Work item:
Each record below needs to be retyped exactly.

Dataset:
---------------

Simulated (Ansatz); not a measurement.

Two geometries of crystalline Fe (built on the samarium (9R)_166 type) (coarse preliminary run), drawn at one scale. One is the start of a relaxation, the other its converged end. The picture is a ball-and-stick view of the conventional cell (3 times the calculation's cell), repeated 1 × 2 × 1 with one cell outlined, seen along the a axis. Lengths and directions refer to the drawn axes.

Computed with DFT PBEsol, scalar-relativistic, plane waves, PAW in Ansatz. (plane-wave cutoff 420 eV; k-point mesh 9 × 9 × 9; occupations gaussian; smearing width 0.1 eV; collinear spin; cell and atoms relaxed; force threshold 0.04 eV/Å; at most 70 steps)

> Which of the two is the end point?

---------------

Task output:
Simulated (Ansatz); not a measurement.

Two geometries of crystalline Fe (built on the samarium (9R)_166 type) (coarse preliminary run), drawn at one scale. One is the start of a relaxation, the other its converged end. The picture is a ball-and-stick view of the conventional cell (3 times the calculation's cell), repeated 1 × 2 × 1 with one cell outlined, seen along the a axis. Lengths and directions refer to the drawn axes.

Computed with DFT PBEsol, scalar-relativistic, plane waves, PAW in Ansatz. (plane-wave cutoff 420 eV; k-point mesh 9 × 9 × 9; occupations gaussian; smearing width 0.1 eV; collinear spin; cell and atoms relaxed; force threshold 0.04 eV/Å; at most 70 steps)

> Which of the two is the end point?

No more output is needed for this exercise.